┌──
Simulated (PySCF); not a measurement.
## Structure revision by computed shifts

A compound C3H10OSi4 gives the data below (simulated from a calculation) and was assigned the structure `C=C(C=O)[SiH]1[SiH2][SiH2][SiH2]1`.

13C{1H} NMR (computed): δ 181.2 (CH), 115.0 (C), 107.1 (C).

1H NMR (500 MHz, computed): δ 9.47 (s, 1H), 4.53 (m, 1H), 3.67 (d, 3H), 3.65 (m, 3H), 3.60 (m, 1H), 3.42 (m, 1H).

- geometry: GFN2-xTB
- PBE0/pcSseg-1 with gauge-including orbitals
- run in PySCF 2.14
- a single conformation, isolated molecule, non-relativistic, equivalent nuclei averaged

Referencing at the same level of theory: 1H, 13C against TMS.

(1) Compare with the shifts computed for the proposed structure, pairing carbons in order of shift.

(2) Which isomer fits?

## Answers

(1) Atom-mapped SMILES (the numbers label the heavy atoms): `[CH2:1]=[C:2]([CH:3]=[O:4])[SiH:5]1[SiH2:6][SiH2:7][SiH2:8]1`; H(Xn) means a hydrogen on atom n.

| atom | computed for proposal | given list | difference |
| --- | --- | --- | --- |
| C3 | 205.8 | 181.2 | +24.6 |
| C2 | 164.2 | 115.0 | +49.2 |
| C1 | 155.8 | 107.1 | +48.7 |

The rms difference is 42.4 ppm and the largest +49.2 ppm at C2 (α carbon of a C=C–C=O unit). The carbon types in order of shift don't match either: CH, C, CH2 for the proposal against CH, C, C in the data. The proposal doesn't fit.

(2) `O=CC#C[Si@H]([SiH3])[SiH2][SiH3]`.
└──

• EXERCISE:
In full and without error, transcribe the listing.

• TASK RESULT:
Simulated (PySCF); not a measurement.
## Structure revision by computed shifts

A compound C3H10OSi4 gives the data below (simulated from a calculation) and was assigned the structure `C=C(C=O)[SiH]1[SiH2][SiH2][SiH2]1`.

13C{1H} NMR (computed): δ 181.2 (CH), 115.0 (C), 107.1 (C).

1H NMR (500 MHz, computed): δ 9.47 (s, 1H), 4.53 (m, 1H), 3.67 (d, 3H), 3.65 (m, 3H), 3.60 (m, 1H), 3.42 (m, 1H).

- geometry: GFN2-xTB
- PBE0/pcSseg-1 with gauge-including orbitals
- run in PySCF 2.14
- a single conformation, isolated molecule, non-relativistic, equivalent nuclei averaged

Referencing at the same level of theory: 1H, 13C against TMS.

(1) Compare with the shifts computed for the proposed structure, pairing carbons in order of shift.

(2) Which isomer fits?

## Answers

(1) Atom-mapped SMILES (the numbers label the heavy atoms): `[CH2:1]=[C:2]([CH:3]=[O:4])[SiH:5]1[SiH2:6][SiH2:7][SiH2:8]1`; H(Xn) means a hydrogen on atom n.

| atom | computed for proposal | given list | difference |
| --- | --- | --- | --- |
| C3 | 205.8 | 181.2 | +24.6 |
| C2 | 164.2 | 115.0 | +49.2 |
| C1 | 155.8 | 107.1 | +48.7 |

The rms difference is 42.4 ppm and the largest +49.2 ppm at C2 (α carbon of a C=C–C=O unit). The carbon types in order of shift don't match either: CH, C, CH2 for the proposal against CH, C, C in the data. The proposal doesn't fit.

(2) `O=CC#C[Si@H]([SiH3])[SiH2][SiH3]`.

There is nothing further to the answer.